## EXERCISE
Nothing but the lines from the start of the entries through the line containing "VASP's potentials were" should appear in the answer, each given exactly.

···

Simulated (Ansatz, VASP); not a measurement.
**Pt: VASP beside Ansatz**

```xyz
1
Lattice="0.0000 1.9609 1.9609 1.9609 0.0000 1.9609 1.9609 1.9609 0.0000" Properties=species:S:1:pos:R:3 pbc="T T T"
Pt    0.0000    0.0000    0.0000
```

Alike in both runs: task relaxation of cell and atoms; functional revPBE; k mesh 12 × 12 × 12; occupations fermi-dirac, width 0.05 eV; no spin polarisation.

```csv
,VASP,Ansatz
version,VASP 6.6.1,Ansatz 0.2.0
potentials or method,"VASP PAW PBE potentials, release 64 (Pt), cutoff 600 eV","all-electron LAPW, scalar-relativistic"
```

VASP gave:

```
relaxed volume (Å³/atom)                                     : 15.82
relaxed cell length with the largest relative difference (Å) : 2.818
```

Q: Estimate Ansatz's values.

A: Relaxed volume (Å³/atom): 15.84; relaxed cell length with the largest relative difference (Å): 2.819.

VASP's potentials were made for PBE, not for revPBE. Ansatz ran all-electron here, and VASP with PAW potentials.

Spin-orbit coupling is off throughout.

···

## PROBLEM SOLUTION
Simulated (Ansatz, VASP); not a measurement.
**Pt: VASP beside Ansatz**

```xyz
1
Lattice="0.0000 1.9609 1.9609 1.9609 0.0000 1.9609 1.9609 1.9609 0.0000" Properties=species:S:1:pos:R:3 pbc="T T T"
Pt    0.0000    0.0000    0.0000
```

Alike in both runs: task relaxation of cell and atoms; functional revPBE; k mesh 12 × 12 × 12; occupations fermi-dirac, width 0.05 eV; no spin polarisation.

```csv
,VASP,Ansatz
version,VASP 6.6.1,Ansatz 0.2.0
potentials or method,"VASP PAW PBE potentials, release 64 (Pt), cutoff 600 eV","all-electron LAPW, scalar-relativistic"
```

VASP gave:

```
relaxed volume (Å³/atom)                                     : 15.82
relaxed cell length with the largest relative difference (Å) : 2.818
```

Q: Estimate Ansatz's values.

A: Relaxed volume (Å³/atom): 15.84; relaxed cell length with the largest relative difference (Å): 2.819.

VASP's potentials were made for PBE, not for revPBE. Ansatz ran all-electron here, and VASP with PAW potentials.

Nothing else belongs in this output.